**Given records:**
<<<<

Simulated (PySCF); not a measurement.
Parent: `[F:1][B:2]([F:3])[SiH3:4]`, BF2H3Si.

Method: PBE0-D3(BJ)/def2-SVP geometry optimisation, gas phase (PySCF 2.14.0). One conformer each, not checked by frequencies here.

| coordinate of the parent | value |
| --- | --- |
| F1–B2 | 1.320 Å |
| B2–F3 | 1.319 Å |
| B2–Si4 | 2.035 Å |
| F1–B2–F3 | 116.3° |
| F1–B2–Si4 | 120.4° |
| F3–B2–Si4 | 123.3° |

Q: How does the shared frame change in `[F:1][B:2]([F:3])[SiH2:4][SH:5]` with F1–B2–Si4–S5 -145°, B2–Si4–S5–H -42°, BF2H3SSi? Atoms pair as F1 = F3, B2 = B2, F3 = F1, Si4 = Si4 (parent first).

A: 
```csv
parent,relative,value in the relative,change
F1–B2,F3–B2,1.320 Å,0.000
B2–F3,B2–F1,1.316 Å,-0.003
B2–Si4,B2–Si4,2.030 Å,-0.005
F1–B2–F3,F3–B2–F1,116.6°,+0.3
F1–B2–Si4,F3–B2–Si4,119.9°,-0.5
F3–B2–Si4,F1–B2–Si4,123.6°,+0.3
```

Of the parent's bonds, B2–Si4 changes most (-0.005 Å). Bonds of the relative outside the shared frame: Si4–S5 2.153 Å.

>>>>

**Action item:** Copy out each line above, character for character.

**Task response:**
Simulated (PySCF); not a measurement.
Parent: `[F:1][B:2]([F:3])[SiH3:4]`, BF2H3Si.

Method: PBE0-D3(BJ)/def2-SVP geometry optimisation, gas phase (PySCF 2.14.0). One conformer each, not checked by frequencies here.

| coordinate of the parent | value |
| --- | --- |
| F1–B2 | 1.320 Å |
| B2–F3 | 1.319 Å |
| B2–Si4 | 2.035 Å |
| F1–B2–F3 | 116.3° |
| F1–B2–Si4 | 120.4° |
| F3–B2–Si4 | 123.3° |

Q: How does the shared frame change in `[F:1][B:2]([F:3])[SiH2:4][SH:5]` with F1–B2–Si4–S5 -145°, B2–Si4–S5–H -42°, BF2H3SSi? Atoms pair as F1 = F3, B2 = B2, F3 = F1, Si4 = Si4 (parent first).

A: 
```csv
parent,relative,value in the relative,change
F1–B2,F3–B2,1.320 Å,0.000
B2–F3,B2–F1,1.316 Å,-0.003
B2–Si4,B2–Si4,2.030 Å,-0.005
F1–B2–F3,F3–B2–F1,116.6°,+0.3
F1–B2–Si4,F3–B2–Si4,119.9°,-0.5
F3–B2–Si4,F1–B2–Si4,123.6°,+0.3
```

Of the parent's bonds, B2–Si4 changes most (-0.005 Å). Bonds of the relative outside the shared frame: Si4–S5 2.153 Å.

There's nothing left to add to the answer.